'''
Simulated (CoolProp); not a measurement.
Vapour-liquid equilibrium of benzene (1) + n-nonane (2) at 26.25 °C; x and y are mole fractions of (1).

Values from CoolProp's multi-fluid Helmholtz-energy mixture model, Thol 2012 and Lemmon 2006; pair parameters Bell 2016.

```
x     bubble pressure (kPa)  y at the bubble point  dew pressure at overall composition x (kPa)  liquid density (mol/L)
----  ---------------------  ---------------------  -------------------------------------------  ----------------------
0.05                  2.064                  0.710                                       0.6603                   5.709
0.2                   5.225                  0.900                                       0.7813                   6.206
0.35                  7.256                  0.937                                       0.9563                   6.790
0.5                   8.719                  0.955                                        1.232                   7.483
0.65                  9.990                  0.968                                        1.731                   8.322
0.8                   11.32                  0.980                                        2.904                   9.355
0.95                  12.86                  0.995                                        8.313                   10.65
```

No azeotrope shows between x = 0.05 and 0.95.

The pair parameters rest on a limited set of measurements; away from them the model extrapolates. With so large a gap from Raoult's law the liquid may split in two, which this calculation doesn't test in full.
'''

### Work instruction:
Return exactly the lines from the beginning of the data above through the one containing "No azeotrope shows between x = 0.05 and 0.95.", please. Include both end lines and add nothing else.

### Written reply:
Simulated (CoolProp); not a measurement.
Vapour-liquid equilibrium of benzene (1) + n-nonane (2) at 26.25 °C; x and y are mole fractions of (1).

Values from CoolProp's multi-fluid Helmholtz-energy mixture model, Thol 2012 and Lemmon 2006; pair parameters Bell 2016.

```
x     bubble pressure (kPa)  y at the bubble point  dew pressure at overall composition x (kPa)  liquid density (mol/L)
----  ---------------------  ---------------------  -------------------------------------------  ----------------------
0.05                  2.064                  0.710                                       0.6603                   5.709
0.2                   5.225                  0.900                                       0.7813                   6.206
0.35                  7.256                  0.937                                       0.9563                   6.790
0.5                   8.719                  0.955                                        1.232                   7.483
0.65                  9.990                  0.968                                        1.731                   8.322
0.8                   11.32                  0.980                                        2.904                   9.355
0.95                  12.86                  0.995                                        8.313                   10.65
```

No azeotrope shows between x = 0.05 and 0.95.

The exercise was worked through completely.